Work order
Exactly the lines from the opening of the data through the line containing "This geometry differs" should be reproduced, please, with nothing added.

Information supplied
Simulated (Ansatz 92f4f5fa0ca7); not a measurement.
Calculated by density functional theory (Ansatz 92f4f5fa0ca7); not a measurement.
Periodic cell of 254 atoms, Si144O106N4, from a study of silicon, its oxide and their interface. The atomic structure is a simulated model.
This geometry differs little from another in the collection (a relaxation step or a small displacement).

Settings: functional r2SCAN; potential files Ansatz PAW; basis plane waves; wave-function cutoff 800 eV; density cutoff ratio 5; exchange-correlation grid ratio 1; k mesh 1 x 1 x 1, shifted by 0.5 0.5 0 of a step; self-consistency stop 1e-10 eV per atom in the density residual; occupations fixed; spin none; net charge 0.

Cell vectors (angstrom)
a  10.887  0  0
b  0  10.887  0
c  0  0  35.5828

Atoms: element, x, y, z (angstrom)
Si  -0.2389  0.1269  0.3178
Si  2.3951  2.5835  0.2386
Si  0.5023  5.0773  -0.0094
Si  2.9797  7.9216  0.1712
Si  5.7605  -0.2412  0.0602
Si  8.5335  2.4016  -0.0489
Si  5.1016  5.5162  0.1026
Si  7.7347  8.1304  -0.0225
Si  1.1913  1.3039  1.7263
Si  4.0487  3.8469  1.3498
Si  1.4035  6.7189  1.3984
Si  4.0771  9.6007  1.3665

Problem solution
Simulated (Ansatz 92f4f5fa0ca7); not a measurement.
Calculated by density functional theory (Ansatz 92f4f5fa0ca7); not a measurement.
Periodic cell of 254 atoms, Si144O106N4, from a study of silicon, its oxide and their interface. The atomic structure is a simulated model.
This geometry differs little from another in the collection (a relaxation step or a small displacement).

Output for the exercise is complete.